Requirement - Print the data below exactly, but only the lines from the one containing "Si3N4 (beta silicon nitride, atoms displaced) (calculated)" down to the one containing "All values are", inclusive.

========

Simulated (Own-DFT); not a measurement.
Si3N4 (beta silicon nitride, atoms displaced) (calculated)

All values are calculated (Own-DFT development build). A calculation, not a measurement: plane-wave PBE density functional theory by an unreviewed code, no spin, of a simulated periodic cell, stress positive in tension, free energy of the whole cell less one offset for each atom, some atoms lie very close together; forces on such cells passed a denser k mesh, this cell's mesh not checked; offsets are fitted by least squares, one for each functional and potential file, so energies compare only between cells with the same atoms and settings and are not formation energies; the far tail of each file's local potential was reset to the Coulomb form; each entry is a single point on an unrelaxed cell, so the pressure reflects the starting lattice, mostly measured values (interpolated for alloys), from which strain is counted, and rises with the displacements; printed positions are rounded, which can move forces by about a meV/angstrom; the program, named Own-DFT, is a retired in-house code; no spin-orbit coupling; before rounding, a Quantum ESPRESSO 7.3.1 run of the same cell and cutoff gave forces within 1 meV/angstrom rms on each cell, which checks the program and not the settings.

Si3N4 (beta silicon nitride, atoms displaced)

========

Expected answer -
Si3N4 (beta silicon nitride, atoms displaced) (calculated)

All values are calculated (Own-DFT development build). A calculation, not a measurement: plane-wave PBE density functional theory by an unreviewed code, no spin, of a simulated periodic cell, stress positive in tension, free energy of the whole cell less one offset for each atom, some atoms lie very close together; forces on such cells passed a denser k mesh, this cell's mesh not checked; offsets are fitted by least squares, one for each functional and potential file, so energies compare only between cells with the same atoms and settings and are not formation energies; the far tail of each file's local potential was reset to the Coulomb form; each entry is a single point on an unrelaxed cell, so the pressure reflects the starting lattice, mostly measured values (interpolated for alloys), from which strain is counted, and rises with the displacements; printed positions are rounded, which can move forces by about a meV/angstrom; the program, named Own-DFT, is a retired in-house code; no spin-orbit coupling; before rounding, a Quantum ESPRESSO 7.3.1 run of the same cell and cutoff gave forces within 1 meV/angstrom rms on each cell, which checks the program and not the settings.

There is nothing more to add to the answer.